The line containing "0.01 | 102.70 |" marks the end: restate word for word every line from the first line of the entries below through that one.

---- Given data

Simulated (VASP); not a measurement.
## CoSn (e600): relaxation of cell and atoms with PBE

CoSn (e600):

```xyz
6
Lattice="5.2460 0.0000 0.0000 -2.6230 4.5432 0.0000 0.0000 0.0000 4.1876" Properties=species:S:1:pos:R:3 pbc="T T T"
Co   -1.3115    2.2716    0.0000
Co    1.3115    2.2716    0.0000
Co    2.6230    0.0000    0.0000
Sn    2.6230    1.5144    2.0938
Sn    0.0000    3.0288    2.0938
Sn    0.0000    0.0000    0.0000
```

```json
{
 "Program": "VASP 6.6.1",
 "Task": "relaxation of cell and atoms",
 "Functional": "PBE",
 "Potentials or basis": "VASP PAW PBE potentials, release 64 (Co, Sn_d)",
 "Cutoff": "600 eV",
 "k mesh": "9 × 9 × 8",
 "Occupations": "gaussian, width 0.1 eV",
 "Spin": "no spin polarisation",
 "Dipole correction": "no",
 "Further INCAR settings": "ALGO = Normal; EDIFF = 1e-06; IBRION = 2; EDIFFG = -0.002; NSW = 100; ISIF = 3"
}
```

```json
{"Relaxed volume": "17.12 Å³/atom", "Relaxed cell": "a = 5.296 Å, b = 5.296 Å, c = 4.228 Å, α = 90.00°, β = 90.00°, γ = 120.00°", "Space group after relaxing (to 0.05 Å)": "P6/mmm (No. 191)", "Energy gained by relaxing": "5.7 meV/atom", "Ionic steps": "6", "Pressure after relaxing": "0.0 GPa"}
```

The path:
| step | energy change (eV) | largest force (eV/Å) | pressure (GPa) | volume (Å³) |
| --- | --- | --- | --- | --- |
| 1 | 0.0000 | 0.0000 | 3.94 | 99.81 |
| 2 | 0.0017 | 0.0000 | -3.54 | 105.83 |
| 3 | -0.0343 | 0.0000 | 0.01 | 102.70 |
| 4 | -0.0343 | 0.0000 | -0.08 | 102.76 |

--------

Answer area:
Simulated (VASP); not a measurement.
## CoSn (e600): relaxation of cell and atoms with PBE

CoSn (e600):

```xyz
6
Lattice="5.2460 0.0000 0.0000 -2.6230 4.5432 0.0000 0.0000 0.0000 4.1876" Properties=species:S:1:pos:R:3 pbc="T T T"
Co   -1.3115    2.2716    0.0000
Co    1.3115    2.2716    0.0000
Co    2.6230    0.0000    0.0000
Sn    2.6230    1.5144    2.0938
Sn    0.0000    3.0288    2.0938
Sn    0.0000    0.0000    0.0000
```

```json
{
 "Program": "VASP 6.6.1",
 "Task": "relaxation of cell and atoms",
 "Functional": "PBE",
 "Potentials or basis": "VASP PAW PBE potentials, release 64 (Co, Sn_d)",
 "Cutoff": "600 eV",
 "k mesh": "9 × 9 × 8",
 "Occupations": "gaussian, width 0.1 eV",
 "Spin": "no spin polarisation",
 "Dipole correction": "no",
 "Further INCAR settings": "ALGO = Normal; EDIFF = 1e-06; IBRION = 2; EDIFFG = -0.002; NSW = 100; ISIF = 3"
}
```

```json
{"Relaxed volume": "17.12 Å³/atom", "Relaxed cell": "a = 5.296 Å, b = 5.296 Å, c = 4.228 Å, α = 90.00°, β = 90.00°, γ = 120.00°", "Space group after relaxing (to 0.05 Å)": "P6/mmm (No. 191)", "Energy gained by relaxing": "5.7 meV/atom", "Ionic steps": "6", "Pressure after relaxing": "0.0 GPa"}
```

The path:
| step | energy change (eV) | largest force (eV/Å) | pressure (GPa) | volume (Å³) |
| --- | --- | --- | --- | --- |
| 1 | 0.0000 | 0.0000 | 3.94 | 99.81 |
| 2 | 0.0017 | 0.0000 | -3.54 | 105.83 |
| 3 | -0.0343 | 0.0000 | 0.01 | 102.70 |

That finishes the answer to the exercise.